■ **SUPPLIED INFORMATION**:
- - -

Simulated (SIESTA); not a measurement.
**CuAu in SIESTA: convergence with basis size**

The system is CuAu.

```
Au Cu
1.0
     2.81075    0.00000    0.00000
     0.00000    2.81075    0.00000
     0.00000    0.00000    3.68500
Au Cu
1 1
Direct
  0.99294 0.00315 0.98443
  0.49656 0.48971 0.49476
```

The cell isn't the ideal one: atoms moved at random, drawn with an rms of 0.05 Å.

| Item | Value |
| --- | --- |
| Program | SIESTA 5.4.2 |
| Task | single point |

- - -

■ **TASK ITEM**: A full, exact copy of the entries is required. Return it.

■ **RESPONSE**:
Simulated (SIESTA); not a measurement.
**CuAu in SIESTA: convergence with basis size**

The system is CuAu.

```
Au Cu
1.0
     2.81075    0.00000    0.00000
     0.00000    2.81075    0.00000
     0.00000    0.00000    3.68500
Au Cu
1 1
Direct
  0.99294 0.00315 0.98443
  0.49656 0.48971 0.49476
```

The cell isn't the ideal one: atoms moved at random, drawn with an rms of 0.05 Å.

| Item | Value |
| --- | --- |
| Program | SIESTA 5.4.2 |
| Task | single point |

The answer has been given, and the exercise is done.